■ BRIEF
Below are records; reproduce exactly the lines from the first through the one containing "## 2. A distortion of lower symmetry".

■ RECORDS PROVIDED
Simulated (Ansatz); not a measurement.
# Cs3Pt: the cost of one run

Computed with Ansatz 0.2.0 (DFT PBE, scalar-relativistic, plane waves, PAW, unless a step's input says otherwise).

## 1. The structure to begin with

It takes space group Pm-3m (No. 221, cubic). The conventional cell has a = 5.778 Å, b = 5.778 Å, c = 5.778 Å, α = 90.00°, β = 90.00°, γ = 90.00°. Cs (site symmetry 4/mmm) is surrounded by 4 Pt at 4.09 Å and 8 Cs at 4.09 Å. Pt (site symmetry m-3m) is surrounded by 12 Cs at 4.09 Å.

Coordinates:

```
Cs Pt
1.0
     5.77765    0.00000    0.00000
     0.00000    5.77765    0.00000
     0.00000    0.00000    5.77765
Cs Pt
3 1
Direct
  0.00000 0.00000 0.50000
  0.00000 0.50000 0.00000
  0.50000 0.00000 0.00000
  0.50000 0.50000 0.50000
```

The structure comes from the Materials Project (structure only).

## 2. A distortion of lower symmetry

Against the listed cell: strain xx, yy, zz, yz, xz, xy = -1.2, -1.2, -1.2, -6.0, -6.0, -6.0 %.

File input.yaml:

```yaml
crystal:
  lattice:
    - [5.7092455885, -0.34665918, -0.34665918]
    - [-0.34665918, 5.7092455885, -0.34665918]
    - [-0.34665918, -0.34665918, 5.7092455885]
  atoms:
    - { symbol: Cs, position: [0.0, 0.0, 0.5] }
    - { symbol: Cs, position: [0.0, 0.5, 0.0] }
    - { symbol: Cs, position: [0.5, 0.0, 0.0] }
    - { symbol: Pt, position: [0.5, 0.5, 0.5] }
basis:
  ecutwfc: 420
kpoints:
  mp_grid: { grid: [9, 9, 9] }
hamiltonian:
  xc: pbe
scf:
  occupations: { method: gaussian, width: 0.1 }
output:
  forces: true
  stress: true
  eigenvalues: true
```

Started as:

■ YOUR RESPONSE
Simulated (Ansatz); not a measurement.
# Cs3Pt: the cost of one run

Computed with Ansatz 0.2.0 (DFT PBE, scalar-relativistic, plane waves, PAW, unless a step's input says otherwise).

## 1. The structure to begin with

It takes space group Pm-3m (No. 221, cubic). The conventional cell has a = 5.778 Å, b = 5.778 Å, c = 5.778 Å, α = 90.00°, β = 90.00°, γ = 90.00°. Cs (site symmetry 4/mmm) is surrounded by 4 Pt at 4.09 Å and 8 Cs at 4.09 Å. Pt (site symmetry m-3m) is surrounded by 12 Cs at 4.09 Å.

Coordinates:

```
Cs Pt
1.0
     5.77765    0.00000    0.00000
     0.00000    5.77765    0.00000
     0.00000    0.00000    5.77765
Cs Pt
3 1
Direct
  0.00000 0.00000 0.50000
  0.00000 0.50000 0.00000
  0.50000 0.00000 0.00000
  0.50000 0.50000 0.50000
```

The structure comes from the Materials Project (structure only).

## 2. A distortion of lower symmetry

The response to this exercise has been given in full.